**INFORMATION GIVEN**:
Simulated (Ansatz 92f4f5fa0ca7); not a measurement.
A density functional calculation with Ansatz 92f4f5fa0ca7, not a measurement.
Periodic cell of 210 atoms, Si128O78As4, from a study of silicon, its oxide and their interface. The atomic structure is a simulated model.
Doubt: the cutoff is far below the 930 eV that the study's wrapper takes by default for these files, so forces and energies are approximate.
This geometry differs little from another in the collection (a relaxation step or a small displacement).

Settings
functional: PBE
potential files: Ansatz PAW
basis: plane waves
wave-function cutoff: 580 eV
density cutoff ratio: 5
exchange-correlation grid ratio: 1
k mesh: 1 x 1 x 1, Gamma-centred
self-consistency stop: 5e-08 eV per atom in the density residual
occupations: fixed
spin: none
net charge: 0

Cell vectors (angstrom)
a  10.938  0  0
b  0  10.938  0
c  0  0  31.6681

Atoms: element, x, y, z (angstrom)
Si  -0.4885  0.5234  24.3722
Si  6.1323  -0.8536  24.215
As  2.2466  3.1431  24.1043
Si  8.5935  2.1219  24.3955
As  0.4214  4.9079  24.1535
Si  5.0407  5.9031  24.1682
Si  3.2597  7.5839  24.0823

**WORK REQUEST**:
Extract each entry in full and write it down exactly.

**SOLUTION**:
Simulated (Ansatz 92f4f5fa0ca7); not a measurement.
A density functional calculation with Ansatz 92f4f5fa0ca7, not a measurement.
Periodic cell of 210 atoms, Si128O78As4, from a study of silicon, its oxide and their interface. The atomic structure is a simulated model.
Doubt: the cutoff is far below the 930 eV that the study's wrapper takes by default for these files, so forces and energies are approximate.
This geometry differs little from another in the collection (a relaxation step or a small displacement).

Settings
functional: PBE
potential files: Ansatz PAW
basis: plane waves
wave-function cutoff: 580 eV
density cutoff ratio: 5
exchange-correlation grid ratio: 1
k mesh: 1 x 1 x 1, Gamma-centred
self-consistency stop: 5e-08 eV per atom in the density residual
occupations: fixed
spin: none
net charge: 0

Cell vectors (angstrom)
a  10.938  0  0
b  0  10.938  0
c  0  0  31.6681

Atoms: element, x, y, z (angstrom)
Si  -0.4885  0.5234  24.3722
Si  6.1323  -0.8536  24.215
As  2.2466  3.1431  24.1043
Si  8.5935  2.1219  24.3955
As  0.4214  4.9079  24.1535
Si  5.0407  5.9031  24.1682
Si  3.2597  7.5839  24.0823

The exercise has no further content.